*** Opening of RECORDS SUPPLIED ***

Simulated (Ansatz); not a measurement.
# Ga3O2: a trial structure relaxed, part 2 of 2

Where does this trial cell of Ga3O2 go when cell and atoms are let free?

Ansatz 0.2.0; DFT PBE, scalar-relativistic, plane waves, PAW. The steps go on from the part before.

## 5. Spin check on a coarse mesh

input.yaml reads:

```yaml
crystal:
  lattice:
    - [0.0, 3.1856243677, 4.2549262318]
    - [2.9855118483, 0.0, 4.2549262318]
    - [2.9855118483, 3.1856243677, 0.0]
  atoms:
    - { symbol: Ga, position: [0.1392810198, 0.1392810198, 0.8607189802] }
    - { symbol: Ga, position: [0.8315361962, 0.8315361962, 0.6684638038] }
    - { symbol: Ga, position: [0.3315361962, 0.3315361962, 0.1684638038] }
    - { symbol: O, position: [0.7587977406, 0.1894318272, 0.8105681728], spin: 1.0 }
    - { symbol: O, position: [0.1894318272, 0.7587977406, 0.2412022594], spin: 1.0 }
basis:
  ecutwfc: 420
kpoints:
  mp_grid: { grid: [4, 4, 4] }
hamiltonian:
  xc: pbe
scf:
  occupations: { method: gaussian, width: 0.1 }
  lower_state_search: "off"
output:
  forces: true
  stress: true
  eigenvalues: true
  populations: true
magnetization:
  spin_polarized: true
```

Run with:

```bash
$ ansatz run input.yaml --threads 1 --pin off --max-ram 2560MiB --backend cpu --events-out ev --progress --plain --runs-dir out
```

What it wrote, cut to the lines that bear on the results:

*** Close of RECORDS SUPPLIED ***

WORK ITEM
From the first line of the data above through the line containing "Ansatz 0.2.0; DFT", set each line down again exactly; include both ends and omit everything else.

TASK OUTPUT
Simulated (Ansatz); not a measurement.
# Ga3O2: a trial structure relaxed, part 2 of 2

Where does this trial cell of Ga3O2 go when cell and atoms are let free?

Ansatz 0.2.0; DFT PBE, scalar-relativistic, plane waves, PAW. The steps go on from the part before.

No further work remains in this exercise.